[Information shown — start]
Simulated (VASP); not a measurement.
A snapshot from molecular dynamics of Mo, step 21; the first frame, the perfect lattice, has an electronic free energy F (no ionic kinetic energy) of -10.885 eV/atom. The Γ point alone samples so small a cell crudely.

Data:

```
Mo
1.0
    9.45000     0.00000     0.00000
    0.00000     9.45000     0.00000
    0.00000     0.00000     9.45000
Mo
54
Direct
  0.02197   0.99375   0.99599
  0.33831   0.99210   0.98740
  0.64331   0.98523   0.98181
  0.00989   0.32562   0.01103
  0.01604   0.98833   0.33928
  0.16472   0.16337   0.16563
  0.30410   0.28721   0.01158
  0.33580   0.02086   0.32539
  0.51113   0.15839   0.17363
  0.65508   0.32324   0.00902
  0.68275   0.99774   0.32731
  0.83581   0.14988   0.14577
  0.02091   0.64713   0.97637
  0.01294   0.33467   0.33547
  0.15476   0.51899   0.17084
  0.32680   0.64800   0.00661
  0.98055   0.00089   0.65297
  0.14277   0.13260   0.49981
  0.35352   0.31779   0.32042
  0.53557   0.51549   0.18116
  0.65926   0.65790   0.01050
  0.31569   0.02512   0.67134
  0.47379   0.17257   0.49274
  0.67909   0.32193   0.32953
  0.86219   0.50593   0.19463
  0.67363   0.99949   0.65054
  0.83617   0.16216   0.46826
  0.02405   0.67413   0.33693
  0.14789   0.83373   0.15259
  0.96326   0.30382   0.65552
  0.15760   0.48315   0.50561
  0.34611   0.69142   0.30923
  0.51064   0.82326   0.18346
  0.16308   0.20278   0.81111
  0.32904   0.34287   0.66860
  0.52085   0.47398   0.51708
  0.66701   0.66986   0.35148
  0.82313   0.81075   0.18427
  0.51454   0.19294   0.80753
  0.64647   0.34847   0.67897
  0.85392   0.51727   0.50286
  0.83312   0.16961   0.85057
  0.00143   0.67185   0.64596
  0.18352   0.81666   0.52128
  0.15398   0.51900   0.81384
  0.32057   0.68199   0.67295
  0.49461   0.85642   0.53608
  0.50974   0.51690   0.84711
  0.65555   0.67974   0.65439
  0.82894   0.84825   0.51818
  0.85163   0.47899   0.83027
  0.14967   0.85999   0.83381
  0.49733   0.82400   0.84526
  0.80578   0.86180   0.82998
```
[Information shown — finish]

§ Work item: Your task is to reproduce the entries exactly, starting at the first line and ending with the line containing "A snapshot from".

§ Result:
Simulated (VASP); not a measurement.
A snapshot from molecular dynamics of Mo, step 21; the first frame, the perfect lattice, has an electronic free energy F (no ionic kinetic energy) of -10.885 eV/atom. The Γ point alone samples so small a cell crudely.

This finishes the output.